Content starts

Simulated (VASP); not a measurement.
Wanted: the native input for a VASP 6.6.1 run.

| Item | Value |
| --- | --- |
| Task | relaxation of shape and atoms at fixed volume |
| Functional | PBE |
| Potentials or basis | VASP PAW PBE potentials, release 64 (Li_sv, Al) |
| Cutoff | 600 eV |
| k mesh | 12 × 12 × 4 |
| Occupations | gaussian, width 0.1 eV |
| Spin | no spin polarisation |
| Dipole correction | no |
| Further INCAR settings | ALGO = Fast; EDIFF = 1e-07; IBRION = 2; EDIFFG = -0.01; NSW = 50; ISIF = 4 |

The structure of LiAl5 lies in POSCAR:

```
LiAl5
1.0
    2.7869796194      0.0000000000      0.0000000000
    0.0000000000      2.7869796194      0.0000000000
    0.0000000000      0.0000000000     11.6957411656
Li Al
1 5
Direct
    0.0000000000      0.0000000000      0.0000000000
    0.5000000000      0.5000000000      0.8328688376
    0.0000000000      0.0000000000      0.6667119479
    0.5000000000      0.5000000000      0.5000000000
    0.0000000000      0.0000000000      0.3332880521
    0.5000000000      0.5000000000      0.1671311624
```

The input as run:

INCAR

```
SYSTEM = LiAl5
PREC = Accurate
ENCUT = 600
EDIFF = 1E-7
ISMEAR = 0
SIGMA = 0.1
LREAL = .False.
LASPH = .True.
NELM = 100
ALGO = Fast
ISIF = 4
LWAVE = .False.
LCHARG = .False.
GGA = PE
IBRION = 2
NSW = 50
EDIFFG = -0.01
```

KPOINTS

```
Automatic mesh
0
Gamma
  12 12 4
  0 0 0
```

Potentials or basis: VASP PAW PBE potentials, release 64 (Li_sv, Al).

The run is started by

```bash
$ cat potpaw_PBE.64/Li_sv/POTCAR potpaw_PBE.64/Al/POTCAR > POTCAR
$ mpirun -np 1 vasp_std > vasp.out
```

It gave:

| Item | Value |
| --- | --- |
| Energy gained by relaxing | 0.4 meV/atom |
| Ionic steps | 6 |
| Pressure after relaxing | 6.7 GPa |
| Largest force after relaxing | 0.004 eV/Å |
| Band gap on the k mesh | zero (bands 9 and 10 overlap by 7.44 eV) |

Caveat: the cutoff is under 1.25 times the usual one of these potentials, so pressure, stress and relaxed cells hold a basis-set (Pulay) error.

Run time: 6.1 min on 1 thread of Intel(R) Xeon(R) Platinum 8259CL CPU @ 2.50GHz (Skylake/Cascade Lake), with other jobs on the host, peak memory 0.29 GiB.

Content ends

### REQUIRED ACTION
Retype word for word everything in the listing above from the line that holds "Potentials or basis: VASP" down to the line that holds "by 7.44 eV) |". Keep both end lines and leave out the rest.

### EXERCISE SOLUTION
Potentials or basis: VASP PAW PBE potentials, release 64 (Li_sv, Al).

The run is started by

```bash
$ cat potpaw_PBE.64/Li_sv/POTCAR potpaw_PBE.64/Al/POTCAR > POTCAR
$ mpirun -np 1 vasp_std > vasp.out
```

It gave:

| Item | Value |
| --- | --- |
| Energy gained by relaxing | 0.4 meV/atom |
| Ionic steps | 6 |
| Pressure after relaxing | 6.7 GPa |
| Largest force after relaxing | 0.004 eV/Å |
| Band gap on the k mesh | zero (bands 9 and 10 overlap by 7.44 eV) |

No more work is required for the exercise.